Assignment: Every record must appear in the response exactly as given.

=======

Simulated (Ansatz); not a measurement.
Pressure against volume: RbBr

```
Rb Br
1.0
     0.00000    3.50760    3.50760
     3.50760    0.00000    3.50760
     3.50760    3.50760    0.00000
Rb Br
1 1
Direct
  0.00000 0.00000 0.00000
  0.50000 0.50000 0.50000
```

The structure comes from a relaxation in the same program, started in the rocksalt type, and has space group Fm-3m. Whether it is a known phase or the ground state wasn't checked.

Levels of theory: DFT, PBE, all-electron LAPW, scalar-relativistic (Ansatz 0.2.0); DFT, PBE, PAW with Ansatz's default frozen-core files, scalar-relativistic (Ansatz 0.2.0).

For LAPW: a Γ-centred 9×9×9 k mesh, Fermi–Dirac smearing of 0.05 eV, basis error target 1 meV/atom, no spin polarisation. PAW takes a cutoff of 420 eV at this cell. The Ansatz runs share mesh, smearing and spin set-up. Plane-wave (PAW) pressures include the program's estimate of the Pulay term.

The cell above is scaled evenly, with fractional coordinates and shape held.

=======

Exercise result:
Simulated (Ansatz); not a measurement.
Pressure against volume: RbBr

```
Rb Br
1.0
     0.00000    3.50760    3.50760
     3.50760    0.00000    3.50760
     3.50760    3.50760    0.00000
Rb Br
1 1
Direct
  0.00000 0.00000 0.00000
  0.50000 0.50000 0.50000
```

The structure comes from a relaxation in the same program, started in the rocksalt type, and has space group Fm-3m. Whether it is a known phase or the ground state wasn't checked.

Levels of theory: DFT, PBE, all-electron LAPW, scalar-relativistic (Ansatz 0.2.0); DFT, PBE, PAW with Ansatz's default frozen-core files, scalar-relativistic (Ansatz 0.2.0).

For LAPW: a Γ-centred 9×9×9 k mesh, Fermi–Dirac smearing of 0.05 eV, basis error target 1 meV/atom, no spin polarisation. PAW takes a cutoff of 420 eV at this cell. The Ansatz runs share mesh, smearing and spin set-up. Plane-wave (PAW) pressures include the program's estimate of the Pulay term.

The cell above is scaled evenly, with fractional coordinates and shape held.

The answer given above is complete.